------
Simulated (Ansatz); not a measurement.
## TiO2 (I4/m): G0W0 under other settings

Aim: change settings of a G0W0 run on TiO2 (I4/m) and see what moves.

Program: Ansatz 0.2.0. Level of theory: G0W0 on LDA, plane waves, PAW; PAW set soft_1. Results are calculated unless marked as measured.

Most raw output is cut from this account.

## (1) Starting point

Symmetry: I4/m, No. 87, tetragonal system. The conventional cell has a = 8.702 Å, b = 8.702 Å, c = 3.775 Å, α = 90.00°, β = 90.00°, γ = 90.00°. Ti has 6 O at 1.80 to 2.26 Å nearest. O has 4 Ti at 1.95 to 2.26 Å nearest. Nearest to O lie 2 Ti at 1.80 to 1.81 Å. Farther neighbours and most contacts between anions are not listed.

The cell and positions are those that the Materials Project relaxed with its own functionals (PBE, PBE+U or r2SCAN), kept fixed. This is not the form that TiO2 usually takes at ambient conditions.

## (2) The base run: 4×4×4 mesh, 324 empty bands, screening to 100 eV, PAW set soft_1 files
------

→ Work item: What you return must be an exact retyping of the lines above starting at the line with "Most raw output is cut from this account." and ending at the line with "The cell and", and nothing besides.

→ Exercise solution:
Most raw output is cut from this account.

## (1) Starting point

Symmetry: I4/m, No. 87, tetragonal system. The conventional cell has a = 8.702 Å, b = 8.702 Å, c = 3.775 Å, α = 90.00°, β = 90.00°, γ = 90.00°. Ti has 6 O at 1.80 to 2.26 Å nearest. O has 4 Ti at 1.95 to 2.26 Å nearest. Nearest to O lie 2 Ti at 1.80 to 1.81 Å. Farther neighbours and most contacts between anions are not listed.

The cell and positions are those that the Materials Project relaxed with its own functionals (PBE, PBE+U or r2SCAN), kept fixed. This is not the form that TiO2 usually takes at ambient conditions.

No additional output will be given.